→ Action item: What you need to produce from the material below is an exact transcription of the lines from the one with "Results from NWChem." through the one with "Question: Predict the", both included, and no other line.

→ Dataset excerpts:
########

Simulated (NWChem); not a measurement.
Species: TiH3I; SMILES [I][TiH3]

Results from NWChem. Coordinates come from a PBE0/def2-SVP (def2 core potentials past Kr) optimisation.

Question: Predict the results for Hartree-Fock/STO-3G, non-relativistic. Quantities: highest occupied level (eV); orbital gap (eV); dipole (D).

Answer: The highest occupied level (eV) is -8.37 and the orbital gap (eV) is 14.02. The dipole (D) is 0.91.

########

→ Response:
Results from NWChem. Coordinates come from a PBE0/def2-SVP (def2 core potentials past Kr) optimisation.

Question: Predict the results for Hartree-Fock/STO-3G, non-relativistic. Quantities: highest occupied level (eV); orbital gap (eV); dipole (D).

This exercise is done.